#### WORK ORDER
Return the entries exactly as they appear.

#### GIVEN ENTRIES
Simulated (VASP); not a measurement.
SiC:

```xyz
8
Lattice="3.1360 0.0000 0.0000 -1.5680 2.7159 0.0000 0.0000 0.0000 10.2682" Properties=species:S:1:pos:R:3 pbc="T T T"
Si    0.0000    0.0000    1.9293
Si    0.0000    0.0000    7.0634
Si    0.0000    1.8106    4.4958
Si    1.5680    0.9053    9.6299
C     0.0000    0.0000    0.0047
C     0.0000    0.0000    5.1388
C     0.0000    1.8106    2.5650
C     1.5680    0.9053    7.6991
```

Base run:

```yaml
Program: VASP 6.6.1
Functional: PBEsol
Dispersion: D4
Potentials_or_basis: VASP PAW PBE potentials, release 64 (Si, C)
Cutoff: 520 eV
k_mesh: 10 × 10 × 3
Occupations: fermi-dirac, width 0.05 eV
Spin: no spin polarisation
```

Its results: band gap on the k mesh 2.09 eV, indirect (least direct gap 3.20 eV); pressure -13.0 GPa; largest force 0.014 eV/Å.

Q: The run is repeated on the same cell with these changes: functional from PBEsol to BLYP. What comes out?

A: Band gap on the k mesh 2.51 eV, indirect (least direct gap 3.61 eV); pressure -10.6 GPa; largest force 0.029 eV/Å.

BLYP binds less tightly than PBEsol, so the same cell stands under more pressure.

#### EXERCISE ANSWER
Simulated (VASP); not a measurement.
SiC:

```xyz
8
Lattice="3.1360 0.0000 0.0000 -1.5680 2.7159 0.0000 0.0000 0.0000 10.2682" Properties=species:S:1:pos:R:3 pbc="T T T"
Si    0.0000    0.0000    1.9293
Si    0.0000    0.0000    7.0634
Si    0.0000    1.8106    4.4958
Si    1.5680    0.9053    9.6299
C     0.0000    0.0000    0.0047
C     0.0000    0.0000    5.1388
C     0.0000    1.8106    2.5650
C     1.5680    0.9053    7.6991
```

Base run:

```yaml
Program: VASP 6.6.1
Functional: PBEsol
Dispersion: D4
Potentials_or_basis: VASP PAW PBE potentials, release 64 (Si, C)
Cutoff: 520 eV
k_mesh: 10 × 10 × 3
Occupations: fermi-dirac, width 0.05 eV
Spin: no spin polarisation
```

Its results: band gap on the k mesh 2.09 eV, indirect (least direct gap 3.20 eV); pressure -13.0 GPa; largest force 0.014 eV/Å.

Q: The run is repeated on the same cell with these changes: functional from PBEsol to BLYP. What comes out?

A: Band gap on the k mesh 2.51 eV, indirect (least direct gap 3.61 eV); pressure -10.6 GPa; largest force 0.029 eV/Å.

BLYP binds less tightly than PBEsol, so the same cell stands under more pressure.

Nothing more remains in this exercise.